*TASK ITEM*.
Copy each line of the listing below exactly.

─── PROVIDED MATERIAL

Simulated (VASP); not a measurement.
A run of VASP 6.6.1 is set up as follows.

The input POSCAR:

──────

*SOLUTION*.
Simulated (VASP); not a measurement.
A run of VASP 6.6.1 is set up as follows.

The input POSCAR:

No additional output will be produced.